+++ ENTRIES SUPPLIED +++

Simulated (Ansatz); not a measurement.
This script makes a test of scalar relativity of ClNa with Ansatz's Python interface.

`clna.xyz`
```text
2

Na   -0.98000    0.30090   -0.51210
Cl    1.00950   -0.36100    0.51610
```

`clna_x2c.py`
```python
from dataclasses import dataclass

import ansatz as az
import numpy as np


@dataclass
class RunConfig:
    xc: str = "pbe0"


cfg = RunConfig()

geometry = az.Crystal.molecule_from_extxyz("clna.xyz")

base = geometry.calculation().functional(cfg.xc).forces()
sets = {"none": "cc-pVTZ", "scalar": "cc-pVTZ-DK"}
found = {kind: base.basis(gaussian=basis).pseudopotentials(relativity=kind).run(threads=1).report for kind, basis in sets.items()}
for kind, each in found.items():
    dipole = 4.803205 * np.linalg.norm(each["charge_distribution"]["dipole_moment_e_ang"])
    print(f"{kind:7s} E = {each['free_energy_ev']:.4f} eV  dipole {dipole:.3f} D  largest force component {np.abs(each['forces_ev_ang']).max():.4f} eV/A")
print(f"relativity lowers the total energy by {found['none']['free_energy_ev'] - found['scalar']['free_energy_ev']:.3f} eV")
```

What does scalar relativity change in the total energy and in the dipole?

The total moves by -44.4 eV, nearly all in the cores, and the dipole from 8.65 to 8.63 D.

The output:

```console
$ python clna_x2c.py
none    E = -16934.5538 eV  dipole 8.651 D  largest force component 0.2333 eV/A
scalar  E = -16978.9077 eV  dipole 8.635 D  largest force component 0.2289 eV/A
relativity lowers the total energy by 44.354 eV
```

+++

Repeat the whole listing above without any change.

▸ WRITTEN ANSWER
Simulated (Ansatz); not a measurement.
This script makes a test of scalar relativity of ClNa with Ansatz's Python interface.

`clna.xyz`
```text
2

Na   -0.98000    0.30090   -0.51210
Cl    1.00950   -0.36100    0.51610
```

`clna_x2c.py`
```python
from dataclasses import dataclass

import ansatz as az
import numpy as np


@dataclass
class RunConfig:
    xc: str = "pbe0"


cfg = RunConfig()

geometry = az.Crystal.molecule_from_extxyz("clna.xyz")

base = geometry.calculation().functional(cfg.xc).forces()
sets = {"none": "cc-pVTZ", "scalar": "cc-pVTZ-DK"}
found = {kind: base.basis(gaussian=basis).pseudopotentials(relativity=kind).run(threads=1).report for kind, basis in sets.items()}
for kind, each in found.items():
    dipole = 4.803205 * np.linalg.norm(each["charge_distribution"]["dipole_moment_e_ang"])
    print(f"{kind:7s} E = {each['free_energy_ev']:.4f} eV  dipole {dipole:.3f} D  largest force component {np.abs(each['forces_ev_ang']).max():.4f} eV/A")
print(f"relativity lowers the total energy by {found['none']['free_energy_ev'] - found['scalar']['free_energy_ev']:.3f} eV")
```

What does scalar relativity change in the total energy and in the dipole?

The total moves by -44.4 eV, nearly all in the cores, and the dipole from 8.65 to 8.63 D.

The output:

```console
$ python clna_x2c.py
none    E = -16934.5538 eV  dipole 8.651 D  largest force component 0.2333 eV/A
scalar  E = -16978.9077 eV  dipole 8.635 D  largest force component 0.2289 eV/A
relativity lowers the total energy by 44.354 eV
```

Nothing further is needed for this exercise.